Required action:
Word for word, reproduce each of the entries.

Listed records:
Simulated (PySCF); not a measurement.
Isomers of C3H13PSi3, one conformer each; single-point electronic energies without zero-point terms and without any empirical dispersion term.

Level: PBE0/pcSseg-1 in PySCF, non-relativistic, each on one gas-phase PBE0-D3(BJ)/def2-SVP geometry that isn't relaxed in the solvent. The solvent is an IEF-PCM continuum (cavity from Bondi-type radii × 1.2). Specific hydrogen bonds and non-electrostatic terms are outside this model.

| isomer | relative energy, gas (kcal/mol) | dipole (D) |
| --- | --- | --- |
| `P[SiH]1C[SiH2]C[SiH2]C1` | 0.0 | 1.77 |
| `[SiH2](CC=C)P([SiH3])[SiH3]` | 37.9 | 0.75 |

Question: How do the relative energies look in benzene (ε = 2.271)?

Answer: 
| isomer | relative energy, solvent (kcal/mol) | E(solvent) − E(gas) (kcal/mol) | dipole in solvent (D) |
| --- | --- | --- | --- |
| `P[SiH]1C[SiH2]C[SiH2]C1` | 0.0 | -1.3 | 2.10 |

Your solution:
Simulated (PySCF); not a measurement.
Isomers of C3H13PSi3, one conformer each; single-point electronic energies without zero-point terms and without any empirical dispersion term.

Level: PBE0/pcSseg-1 in PySCF, non-relativistic, each on one gas-phase PBE0-D3(BJ)/def2-SVP geometry that isn't relaxed in the solvent. The solvent is an IEF-PCM continuum (cavity from Bondi-type radii × 1.2). Specific hydrogen bonds and non-electrostatic terms are outside this model.

| isomer | relative energy, gas (kcal/mol) | dipole (D) |
| --- | --- | --- |
| `P[SiH]1C[SiH2]C[SiH2]C1` | 0.0 | 1.77 |
| `[SiH2](CC=C)P([SiH3])[SiH3]` | 37.9 | 0.75 |

Question: How do the relative energies look in benzene (ε = 2.271)?

Answer: 
| isomer | relative energy, solvent (kcal/mol) | E(solvent) − E(gas) (kcal/mol) | dipole in solvent (D) |
| --- | --- | --- | --- |
| `P[SiH]1C[SiH2]C[SiH2]C1` | 0.0 | -1.3 | 2.10 |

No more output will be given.